== Assigned task ==
The first line of the data below and every line after it, through the one with "BN is run at", must be transcribed without change.

(Information supplied)

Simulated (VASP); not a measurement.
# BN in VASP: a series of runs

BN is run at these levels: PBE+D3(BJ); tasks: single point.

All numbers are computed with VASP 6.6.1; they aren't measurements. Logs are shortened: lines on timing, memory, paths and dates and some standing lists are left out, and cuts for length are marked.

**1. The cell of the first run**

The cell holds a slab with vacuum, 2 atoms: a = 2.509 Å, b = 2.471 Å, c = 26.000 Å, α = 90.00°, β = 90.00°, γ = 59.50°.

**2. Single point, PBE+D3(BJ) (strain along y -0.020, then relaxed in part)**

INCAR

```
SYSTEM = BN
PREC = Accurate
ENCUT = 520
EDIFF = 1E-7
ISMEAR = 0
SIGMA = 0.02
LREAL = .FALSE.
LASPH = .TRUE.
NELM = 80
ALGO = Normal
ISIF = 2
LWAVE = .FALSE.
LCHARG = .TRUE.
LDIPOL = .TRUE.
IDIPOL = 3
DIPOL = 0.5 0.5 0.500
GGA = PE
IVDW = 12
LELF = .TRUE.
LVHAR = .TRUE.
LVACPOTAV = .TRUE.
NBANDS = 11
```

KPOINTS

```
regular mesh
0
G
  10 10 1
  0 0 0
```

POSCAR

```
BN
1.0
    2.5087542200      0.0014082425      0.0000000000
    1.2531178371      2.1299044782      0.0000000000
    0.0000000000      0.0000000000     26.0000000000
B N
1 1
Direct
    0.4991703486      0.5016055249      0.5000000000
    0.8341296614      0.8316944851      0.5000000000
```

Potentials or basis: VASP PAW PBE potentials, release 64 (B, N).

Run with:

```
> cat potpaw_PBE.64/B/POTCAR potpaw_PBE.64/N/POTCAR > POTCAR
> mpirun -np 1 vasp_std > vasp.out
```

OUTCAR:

(End Information supplied)

== Your response ==
Simulated (VASP); not a measurement.
# BN in VASP: a series of runs

BN is run at these levels: PBE+D3(BJ); tasks: single point.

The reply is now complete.